Nothing but an exact copy of the data should be output.

_ _ _ _ _

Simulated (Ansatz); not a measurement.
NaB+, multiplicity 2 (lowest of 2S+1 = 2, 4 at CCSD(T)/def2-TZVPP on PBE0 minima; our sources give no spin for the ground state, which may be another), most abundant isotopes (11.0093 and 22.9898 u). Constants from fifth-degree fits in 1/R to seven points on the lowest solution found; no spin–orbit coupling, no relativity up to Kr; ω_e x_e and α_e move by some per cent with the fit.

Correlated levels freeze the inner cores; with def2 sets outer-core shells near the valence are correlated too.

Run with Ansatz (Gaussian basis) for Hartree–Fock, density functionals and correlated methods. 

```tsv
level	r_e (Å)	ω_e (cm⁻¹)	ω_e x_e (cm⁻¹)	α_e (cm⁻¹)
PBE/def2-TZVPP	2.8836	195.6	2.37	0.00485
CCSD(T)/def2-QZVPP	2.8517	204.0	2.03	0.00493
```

_ _ _ _ _

RESPONSE AREA:
Simulated (Ansatz); not a measurement.
NaB+, multiplicity 2 (lowest of 2S+1 = 2, 4 at CCSD(T)/def2-TZVPP on PBE0 minima; our sources give no spin for the ground state, which may be another), most abundant isotopes (11.0093 and 22.9898 u). Constants from fifth-degree fits in 1/R to seven points on the lowest solution found; no spin–orbit coupling, no relativity up to Kr; ω_e x_e and α_e move by some per cent with the fit.

Correlated levels freeze the inner cores; with def2 sets outer-core shells near the valence are correlated too.

Run with Ansatz (Gaussian basis) for Hartree–Fock, density functionals and correlated methods. 

```tsv
level	r_e (Å)	ω_e (cm⁻¹)	ω_e x_e (cm⁻¹)	α_e (cm⁻¹)
PBE/def2-TZVPP	2.8836	195.6	2.37	0.00485
CCSD(T)/def2-QZVPP	2.8517	204.0	2.03	0.00493
```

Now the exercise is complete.